Work order.
The reply should hold every record, copied exactly.

Segment Start: Dataset extract
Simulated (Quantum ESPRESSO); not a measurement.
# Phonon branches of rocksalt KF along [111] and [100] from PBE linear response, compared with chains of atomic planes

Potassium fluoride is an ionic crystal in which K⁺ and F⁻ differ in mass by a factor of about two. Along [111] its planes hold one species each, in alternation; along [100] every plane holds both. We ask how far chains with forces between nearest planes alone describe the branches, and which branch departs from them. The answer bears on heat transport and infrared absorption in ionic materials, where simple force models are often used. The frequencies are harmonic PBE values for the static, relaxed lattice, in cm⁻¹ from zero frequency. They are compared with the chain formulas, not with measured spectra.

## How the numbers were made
Segment End: Dataset extract

Exercise solution.
Simulated (Quantum ESPRESSO); not a measurement.
# Phonon branches of rocksalt KF along [111] and [100] from PBE linear response, compared with chains of atomic planes

Potassium fluoride is an ionic crystal in which K⁺ and F⁻ differ in mass by a factor of about two. Along [111] its planes hold one species each, in alternation; along [100] every plane holds both. We ask how far chains with forces between nearest planes alone describe the branches, and which branch departs from them. The answer bears on heat transport and infrared absorption in ionic materials, where simple force models are often used. The frequencies are harmonic PBE values for the static, relaxed lattice, in cm⁻¹ from zero frequency. They are compared with the chain formulas, not with measured spectra.

## How the numbers were made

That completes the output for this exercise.